Required action: What you give back should be exactly the opening lines of the data, ending with the line that contains "Symmetry: Cmcm, No." and including it.

Data for review:
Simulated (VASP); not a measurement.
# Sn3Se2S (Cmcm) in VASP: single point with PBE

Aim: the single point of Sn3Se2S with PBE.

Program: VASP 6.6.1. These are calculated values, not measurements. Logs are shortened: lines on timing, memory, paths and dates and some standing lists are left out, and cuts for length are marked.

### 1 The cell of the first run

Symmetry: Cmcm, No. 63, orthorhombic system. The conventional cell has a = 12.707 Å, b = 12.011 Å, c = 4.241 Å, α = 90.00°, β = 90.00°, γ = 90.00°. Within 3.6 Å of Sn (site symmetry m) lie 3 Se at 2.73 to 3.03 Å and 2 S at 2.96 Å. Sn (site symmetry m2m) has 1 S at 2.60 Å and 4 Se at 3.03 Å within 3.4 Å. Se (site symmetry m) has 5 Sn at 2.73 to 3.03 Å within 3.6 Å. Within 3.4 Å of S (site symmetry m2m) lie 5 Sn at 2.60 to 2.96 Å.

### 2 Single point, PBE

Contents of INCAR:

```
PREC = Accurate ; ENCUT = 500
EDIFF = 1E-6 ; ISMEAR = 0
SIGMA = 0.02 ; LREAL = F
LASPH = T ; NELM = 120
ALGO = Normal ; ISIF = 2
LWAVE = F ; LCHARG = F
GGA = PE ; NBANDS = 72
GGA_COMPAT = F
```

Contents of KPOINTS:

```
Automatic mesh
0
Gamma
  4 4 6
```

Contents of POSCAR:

Written reply:
Simulated (VASP); not a measurement.
# Sn3Se2S (Cmcm) in VASP: single point with PBE

Aim: the single point of Sn3Se2S with PBE.

Program: VASP 6.6.1. These are calculated values, not measurements. Logs are shortened: lines on timing, memory, paths and dates and some standing lists are left out, and cuts for length are marked.

### 1 The cell of the first run

Symmetry: Cmcm, No. 63, orthorhombic system. The conventional cell has a = 12.707 Å, b = 12.011 Å, c = 4.241 Å, α = 90.00°, β = 90.00°, γ = 90.00°. Within 3.6 Å of Sn (site symmetry m) lie 3 Se at 2.73 to 3.03 Å and 2 S at 2.96 Å. Sn (site symmetry m2m) has 1 S at 2.60 Å and 4 Se at 3.03 Å within 3.4 Å. Se (site symmetry m) has 5 Sn at 2.73 to 3.03 Å within 3.6 Å. Within 3.4 Å of S (site symmetry m2m) lie 5 Sn at 2.60 to 2.96 Å.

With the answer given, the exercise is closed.